# [Work order]
Take the material below and restate it word for word, stopping after the line in which "Values from CoolProp's" occurs.

# [Provided data]
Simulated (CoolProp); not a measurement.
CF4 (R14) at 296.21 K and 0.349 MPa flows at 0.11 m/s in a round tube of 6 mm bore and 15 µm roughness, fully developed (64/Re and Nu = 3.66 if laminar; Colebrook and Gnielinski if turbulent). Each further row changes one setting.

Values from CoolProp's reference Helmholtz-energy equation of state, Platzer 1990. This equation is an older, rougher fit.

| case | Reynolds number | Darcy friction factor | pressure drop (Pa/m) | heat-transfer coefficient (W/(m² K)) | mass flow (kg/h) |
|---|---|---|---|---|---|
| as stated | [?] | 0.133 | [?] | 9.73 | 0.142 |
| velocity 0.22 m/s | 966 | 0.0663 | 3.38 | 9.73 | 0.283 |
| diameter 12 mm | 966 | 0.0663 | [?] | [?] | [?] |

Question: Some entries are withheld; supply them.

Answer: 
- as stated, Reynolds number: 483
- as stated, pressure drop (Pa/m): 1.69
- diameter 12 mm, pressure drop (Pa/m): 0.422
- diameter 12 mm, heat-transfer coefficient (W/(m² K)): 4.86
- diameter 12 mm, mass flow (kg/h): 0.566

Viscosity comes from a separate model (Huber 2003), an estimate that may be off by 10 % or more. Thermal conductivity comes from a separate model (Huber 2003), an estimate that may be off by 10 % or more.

# [Solution]
Simulated (CoolProp); not a measurement.
CF4 (R14) at 296.21 K and 0.349 MPa flows at 0.11 m/s in a round tube of 6 mm bore and 15 µm roughness, fully developed (64/Re and Nu = 3.66 if laminar; Colebrook and Gnielinski if turbulent). Each further row changes one setting.

Values from CoolProp's reference Helmholtz-energy equation of state, Platzer 1990. This equation is an older, rougher fit.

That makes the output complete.